## Task item
Extract the first line through the line containing "Output of a" from the listing below, exactly as written.

[Opening Recorded data section]

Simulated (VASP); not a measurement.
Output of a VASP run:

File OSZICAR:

[Closing Recorded data section]

## Task solution
Simulated (VASP); not a measurement.
Output of a VASP run:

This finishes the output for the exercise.